### Data for review:
= = = = =

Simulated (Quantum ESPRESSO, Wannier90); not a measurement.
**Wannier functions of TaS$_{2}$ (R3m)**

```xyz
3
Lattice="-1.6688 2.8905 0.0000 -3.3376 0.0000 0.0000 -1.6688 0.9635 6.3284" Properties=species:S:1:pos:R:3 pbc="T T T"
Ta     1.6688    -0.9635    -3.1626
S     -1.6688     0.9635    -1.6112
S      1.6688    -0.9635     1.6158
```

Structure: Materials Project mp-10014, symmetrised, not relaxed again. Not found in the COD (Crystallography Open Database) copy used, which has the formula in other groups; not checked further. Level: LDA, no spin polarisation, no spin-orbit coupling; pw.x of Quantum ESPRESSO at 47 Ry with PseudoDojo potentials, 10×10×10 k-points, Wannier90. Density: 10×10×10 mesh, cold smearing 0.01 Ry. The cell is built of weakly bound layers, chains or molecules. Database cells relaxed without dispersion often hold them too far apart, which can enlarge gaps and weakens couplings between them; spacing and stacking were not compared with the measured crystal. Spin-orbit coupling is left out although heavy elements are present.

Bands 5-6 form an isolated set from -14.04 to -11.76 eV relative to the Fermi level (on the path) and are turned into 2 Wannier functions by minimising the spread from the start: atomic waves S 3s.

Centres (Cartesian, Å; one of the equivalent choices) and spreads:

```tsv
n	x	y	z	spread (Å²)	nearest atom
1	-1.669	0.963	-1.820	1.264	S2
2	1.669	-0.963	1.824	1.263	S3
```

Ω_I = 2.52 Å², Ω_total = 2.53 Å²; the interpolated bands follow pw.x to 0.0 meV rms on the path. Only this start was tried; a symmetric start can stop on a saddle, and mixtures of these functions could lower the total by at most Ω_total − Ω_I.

= = = = =

### Work instruction:
What you return must be an exact retyping of the lines above starting at the line with "Bands 5-6 form" and ending at the line with "Centres (Cartesian, Å;", and nothing besides.

### Written answer:
Bands 5-6 form an isolated set from -14.04 to -11.76 eV relative to the Fermi level (on the path) and are turned into 2 Wannier functions by minimising the spread from the start: atomic waves S 3s.

Centres (Cartesian, Å; one of the equivalent choices) and spreads:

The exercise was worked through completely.